● Dataset content:
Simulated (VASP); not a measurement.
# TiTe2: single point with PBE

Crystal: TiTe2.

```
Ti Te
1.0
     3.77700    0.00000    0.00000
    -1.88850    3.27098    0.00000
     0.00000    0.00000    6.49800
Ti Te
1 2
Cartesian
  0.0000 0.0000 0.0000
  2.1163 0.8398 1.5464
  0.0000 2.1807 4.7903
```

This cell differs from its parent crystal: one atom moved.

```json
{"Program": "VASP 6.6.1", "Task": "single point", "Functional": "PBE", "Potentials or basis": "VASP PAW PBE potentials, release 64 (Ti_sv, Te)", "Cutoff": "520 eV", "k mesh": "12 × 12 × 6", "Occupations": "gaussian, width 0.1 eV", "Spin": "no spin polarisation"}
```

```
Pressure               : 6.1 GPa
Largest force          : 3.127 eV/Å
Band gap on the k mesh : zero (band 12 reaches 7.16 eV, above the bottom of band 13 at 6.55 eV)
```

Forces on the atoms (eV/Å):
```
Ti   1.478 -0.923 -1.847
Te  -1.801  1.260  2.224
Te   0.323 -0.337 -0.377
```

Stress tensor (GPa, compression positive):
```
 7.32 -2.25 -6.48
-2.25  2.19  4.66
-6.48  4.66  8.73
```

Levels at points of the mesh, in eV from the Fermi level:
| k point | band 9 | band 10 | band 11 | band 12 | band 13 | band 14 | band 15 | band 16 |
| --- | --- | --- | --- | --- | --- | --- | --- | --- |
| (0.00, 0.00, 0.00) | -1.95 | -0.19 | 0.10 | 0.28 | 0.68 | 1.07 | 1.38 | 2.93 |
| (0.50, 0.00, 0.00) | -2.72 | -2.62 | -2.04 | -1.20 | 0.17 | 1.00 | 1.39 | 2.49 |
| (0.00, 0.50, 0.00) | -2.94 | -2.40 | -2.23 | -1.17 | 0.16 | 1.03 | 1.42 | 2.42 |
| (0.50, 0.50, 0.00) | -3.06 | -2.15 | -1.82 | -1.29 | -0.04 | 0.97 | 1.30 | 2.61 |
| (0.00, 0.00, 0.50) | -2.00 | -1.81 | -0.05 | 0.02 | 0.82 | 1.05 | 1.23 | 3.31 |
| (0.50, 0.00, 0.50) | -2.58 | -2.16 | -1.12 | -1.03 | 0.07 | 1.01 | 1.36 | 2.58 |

● Task item: Where the listing above has a line with "This cell differs", start there, and output every line exactly through the line with "1.23 | 3.31 |", which is also included.

● Expected answer:
This cell differs from its parent crystal: one atom moved.

```json
{"Program": "VASP 6.6.1", "Task": "single point", "Functional": "PBE", "Potentials or basis": "VASP PAW PBE potentials, release 64 (Ti_sv, Te)", "Cutoff": "520 eV", "k mesh": "12 × 12 × 6", "Occupations": "gaussian, width 0.1 eV", "Spin": "no spin polarisation"}
```

```
Pressure               : 6.1 GPa
Largest force          : 3.127 eV/Å
Band gap on the k mesh : zero (band 12 reaches 7.16 eV, above the bottom of band 13 at 6.55 eV)
```

Forces on the atoms (eV/Å):
```
Ti   1.478 -0.923 -1.847
Te  -1.801  1.260  2.224
Te   0.323 -0.337 -0.377
```

Stress tensor (GPa, compression positive):
```
 7.32 -2.25 -6.48
-2.25  2.19  4.66
-6.48  4.66  8.73
```

Levels at points of the mesh, in eV from the Fermi level:
| k point | band 9 | band 10 | band 11 | band 12 | band 13 | band 14 | band 15 | band 16 |
| --- | --- | --- | --- | --- | --- | --- | --- | --- |
| (0.00, 0.00, 0.00) | -1.95 | -0.19 | 0.10 | 0.28 | 0.68 | 1.07 | 1.38 | 2.93 |
| (0.50, 0.00, 0.00) | -2.72 | -2.62 | -2.04 | -1.20 | 0.17 | 1.00 | 1.39 | 2.49 |
| (0.00, 0.50, 0.00) | -2.94 | -2.40 | -2.23 | -1.17 | 0.16 | 1.03 | 1.42 | 2.42 |
| (0.50, 0.50, 0.00) | -3.06 | -2.15 | -1.82 | -1.29 | -0.04 | 0.97 | 1.30 | 2.61 |
| (0.00, 0.00, 0.50) | -2.00 | -1.81 | -0.05 | 0.02 | 0.82 | 1.05 | 1.23 | 3.31 |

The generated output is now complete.